Provided data
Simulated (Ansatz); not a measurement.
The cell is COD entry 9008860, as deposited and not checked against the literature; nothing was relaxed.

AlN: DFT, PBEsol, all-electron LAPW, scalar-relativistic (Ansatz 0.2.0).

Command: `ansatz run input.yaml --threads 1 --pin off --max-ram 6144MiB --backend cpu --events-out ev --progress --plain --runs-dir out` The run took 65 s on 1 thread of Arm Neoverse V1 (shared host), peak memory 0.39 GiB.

Assignment
Please transcribe the entire listing exactly as given.

Response
Simulated (Ansatz); not a measurement.
The cell is COD entry 9008860, as deposited and not checked against the literature; nothing was relaxed.

AlN: DFT, PBEsol, all-electron LAPW, scalar-relativistic (Ansatz 0.2.0).

Command: `ansatz run input.yaml --threads 1 --pin off --max-ram 6144MiB --backend cpu --events-out ev --progress --plain --runs-dir out` The run took 65 s on 1 thread of Arm Neoverse V1 (shared host), peak memory 0.39 GiB.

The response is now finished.